Up to and including the line with "Cantera's kinetic-theory transport", restate the material below word for word, beginning with its first line.

:: Data records ::

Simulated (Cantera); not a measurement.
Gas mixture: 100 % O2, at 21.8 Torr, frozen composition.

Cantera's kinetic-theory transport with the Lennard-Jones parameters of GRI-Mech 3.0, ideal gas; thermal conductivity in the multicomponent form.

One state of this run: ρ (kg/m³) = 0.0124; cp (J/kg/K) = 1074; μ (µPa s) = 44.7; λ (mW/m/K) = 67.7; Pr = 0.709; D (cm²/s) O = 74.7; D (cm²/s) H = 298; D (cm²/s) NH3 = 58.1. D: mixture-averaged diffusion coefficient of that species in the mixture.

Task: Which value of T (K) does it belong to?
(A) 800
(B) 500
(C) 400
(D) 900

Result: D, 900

:::

Exercise response ->
Simulated (Cantera); not a measurement.
Gas mixture: 100 % O2, at 21.8 Torr, frozen composition.

Cantera's kinetic-theory transport with the Lennard-Jones parameters of GRI-Mech 3.0, ideal gas; thermal conductivity in the multicomponent form.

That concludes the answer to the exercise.